▸ **WORK ITEM**
Although the data below holds other lines too, output only those from the line with "Cutoff: 600 eV" up to and including the line with "Answer: Over 21", exactly as they appear.

Content starts
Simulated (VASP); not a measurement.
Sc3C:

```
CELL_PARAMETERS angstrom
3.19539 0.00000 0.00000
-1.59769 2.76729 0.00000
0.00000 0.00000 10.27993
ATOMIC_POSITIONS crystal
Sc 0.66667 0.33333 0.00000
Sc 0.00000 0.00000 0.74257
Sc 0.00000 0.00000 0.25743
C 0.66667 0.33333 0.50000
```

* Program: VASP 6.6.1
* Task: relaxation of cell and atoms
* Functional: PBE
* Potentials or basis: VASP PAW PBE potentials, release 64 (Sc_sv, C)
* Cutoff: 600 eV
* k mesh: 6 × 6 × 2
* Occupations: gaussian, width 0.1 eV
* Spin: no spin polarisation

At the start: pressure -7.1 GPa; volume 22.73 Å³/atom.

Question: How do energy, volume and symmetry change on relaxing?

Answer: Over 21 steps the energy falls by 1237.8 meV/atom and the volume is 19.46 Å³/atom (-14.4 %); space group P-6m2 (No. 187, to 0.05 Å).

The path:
Content ends

▸ **WRITTEN ANSWER**
* Cutoff: 600 eV
* k mesh: 6 × 6 × 2
* Occupations: gaussian, width 0.1 eV
* Spin: no spin polarisation

At the start: pressure -7.1 GPa; volume 22.73 Å³/atom.

Question: How do energy, volume and symmetry change on relaxing?

Answer: Over 21 steps the energy falls by 1237.8 meV/atom and the volume is 19.46 Å³/atom (-14.4 %); space group P-6m2 (No. 187, to 0.05 Å).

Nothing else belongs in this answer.